──────── DATA RECORDS ────────

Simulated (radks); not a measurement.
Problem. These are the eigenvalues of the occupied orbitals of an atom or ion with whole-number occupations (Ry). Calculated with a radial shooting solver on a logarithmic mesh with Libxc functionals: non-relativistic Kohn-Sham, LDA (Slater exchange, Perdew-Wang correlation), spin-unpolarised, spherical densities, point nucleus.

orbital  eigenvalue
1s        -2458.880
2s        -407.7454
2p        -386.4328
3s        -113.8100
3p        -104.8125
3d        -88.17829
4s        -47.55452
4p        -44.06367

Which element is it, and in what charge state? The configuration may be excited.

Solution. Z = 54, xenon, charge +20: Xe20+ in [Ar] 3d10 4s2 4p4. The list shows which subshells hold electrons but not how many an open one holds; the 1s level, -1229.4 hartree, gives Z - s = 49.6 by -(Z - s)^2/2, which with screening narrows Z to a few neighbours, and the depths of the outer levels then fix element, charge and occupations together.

────────

* _ASSIGNMENT_:
Copy nothing beyond the line containing "Which element is". Transcribe exactly from the first line of the entries down to that line, inclusive.

* _ANSWER BOX_:
Simulated (radks); not a measurement.
Problem. These are the eigenvalues of the occupied orbitals of an atom or ion with whole-number occupations (Ry). Calculated with a radial shooting solver on a logarithmic mesh with Libxc functionals: non-relativistic Kohn-Sham, LDA (Slater exchange, Perdew-Wang correlation), spin-unpolarised, spherical densities, point nucleus.

orbital  eigenvalue
1s        -2458.880
2s        -407.7454
2p        -386.4328
3s        -113.8100
3p        -104.8125
3d        -88.17829
4s        -47.55452
4p        -44.06367

Which element is it, and in what charge state? The configuration may be excited.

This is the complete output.